Source material:
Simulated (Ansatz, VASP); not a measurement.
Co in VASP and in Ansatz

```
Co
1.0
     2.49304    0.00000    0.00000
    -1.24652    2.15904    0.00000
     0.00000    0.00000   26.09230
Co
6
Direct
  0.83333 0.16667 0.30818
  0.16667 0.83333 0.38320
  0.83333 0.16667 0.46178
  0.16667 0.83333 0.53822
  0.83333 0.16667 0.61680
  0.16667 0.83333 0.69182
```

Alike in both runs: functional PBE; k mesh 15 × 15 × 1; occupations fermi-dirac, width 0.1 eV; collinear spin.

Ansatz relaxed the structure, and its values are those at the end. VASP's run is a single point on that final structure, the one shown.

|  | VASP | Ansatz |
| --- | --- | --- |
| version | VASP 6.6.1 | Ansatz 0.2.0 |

Requirement: Whole listing, every line: reproduce it exactly.

Response box:
Simulated (Ansatz, VASP); not a measurement.
Co in VASP and in Ansatz

```
Co
1.0
     2.49304    0.00000    0.00000
    -1.24652    2.15904    0.00000
     0.00000    0.00000   26.09230
Co
6
Direct
  0.83333 0.16667 0.30818
  0.16667 0.83333 0.38320
  0.83333 0.16667 0.46178
  0.16667 0.83333 0.53822
  0.83333 0.16667 0.61680
  0.16667 0.83333 0.69182
```

Alike in both runs: functional PBE; k mesh 15 × 15 × 1; occupations fermi-dirac, width 0.1 eV; collinear spin.

Ansatz relaxed the structure, and its values are those at the end. VASP's run is a single point on that final structure, the one shown.

|  | VASP | Ansatz |
| --- | --- | --- |
| version | VASP 6.6.1 | Ansatz 0.2.0 |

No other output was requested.